Start of Dataset

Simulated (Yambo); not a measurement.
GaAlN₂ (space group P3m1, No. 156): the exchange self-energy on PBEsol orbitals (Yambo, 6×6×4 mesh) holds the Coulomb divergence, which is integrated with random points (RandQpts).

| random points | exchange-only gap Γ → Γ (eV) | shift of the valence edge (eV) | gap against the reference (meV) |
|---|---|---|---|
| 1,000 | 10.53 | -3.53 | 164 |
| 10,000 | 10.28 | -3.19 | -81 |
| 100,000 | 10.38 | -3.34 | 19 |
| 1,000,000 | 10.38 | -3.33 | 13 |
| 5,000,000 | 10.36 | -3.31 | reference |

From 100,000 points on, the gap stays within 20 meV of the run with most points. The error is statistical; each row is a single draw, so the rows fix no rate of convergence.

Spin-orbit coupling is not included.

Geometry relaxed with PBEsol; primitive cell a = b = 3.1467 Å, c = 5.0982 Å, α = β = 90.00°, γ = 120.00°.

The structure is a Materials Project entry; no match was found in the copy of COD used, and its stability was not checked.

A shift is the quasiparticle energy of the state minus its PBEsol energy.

End of Dataset

§ Required action: Transcribe the entries exactly, and make each line match the original.

§ Answer section:
Simulated (Yambo); not a measurement.
GaAlN₂ (space group P3m1, No. 156): the exchange self-energy on PBEsol orbitals (Yambo, 6×6×4 mesh) holds the Coulomb divergence, which is integrated with random points (RandQpts).

| random points | exchange-only gap Γ → Γ (eV) | shift of the valence edge (eV) | gap against the reference (meV) |
|---|---|---|---|
| 1,000 | 10.53 | -3.53 | 164 |
| 10,000 | 10.28 | -3.19 | -81 |
| 100,000 | 10.38 | -3.34 | 19 |
| 1,000,000 | 10.38 | -3.33 | 13 |
| 5,000,000 | 10.36 | -3.31 | reference |

From 100,000 points on, the gap stays within 20 meV of the run with most points. The error is statistical; each row is a single draw, so the rows fix no rate of convergence.

Spin-orbit coupling is not included.

Geometry relaxed with PBEsol; primitive cell a = b = 3.1467 Å, c = 5.0982 Å, α = β = 90.00°, γ = 120.00°.

The structure is a Materials Project entry; no match was found in the copy of COD used, and its stability was not checked.

A shift is the quasiparticle energy of the state minus its PBEsol energy.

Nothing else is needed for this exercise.